*Record excerpts:*
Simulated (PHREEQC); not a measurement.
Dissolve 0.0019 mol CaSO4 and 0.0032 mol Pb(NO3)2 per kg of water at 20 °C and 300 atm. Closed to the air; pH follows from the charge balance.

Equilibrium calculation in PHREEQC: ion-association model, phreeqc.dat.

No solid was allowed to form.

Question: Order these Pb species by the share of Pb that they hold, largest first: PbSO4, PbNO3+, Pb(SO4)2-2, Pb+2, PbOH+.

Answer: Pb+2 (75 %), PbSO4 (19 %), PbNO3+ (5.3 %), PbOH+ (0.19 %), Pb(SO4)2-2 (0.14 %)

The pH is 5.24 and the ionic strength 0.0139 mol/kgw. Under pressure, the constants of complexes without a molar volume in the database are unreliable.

*Assignment:* Once more, write out the entries exactly as they were written.

*Exercise result:*
Simulated (PHREEQC); not a measurement.
Dissolve 0.0019 mol CaSO4 and 0.0032 mol Pb(NO3)2 per kg of water at 20 °C and 300 atm. Closed to the air; pH follows from the charge balance.

Equilibrium calculation in PHREEQC: ion-association model, phreeqc.dat.

No solid was allowed to form.

Question: Order these Pb species by the share of Pb that they hold, largest first: PbSO4, PbNO3+, Pb(SO4)2-2, Pb+2, PbOH+.

Answer: Pb+2 (75 %), PbSO4 (19 %), PbNO3+ (5.3 %), PbOH+ (0.19 %), Pb(SO4)2-2 (0.14 %)

The pH is 5.24 and the ionic strength 0.0139 mol/kgw. Under pressure, the constants of complexes without a molar volume in the database are unreliable.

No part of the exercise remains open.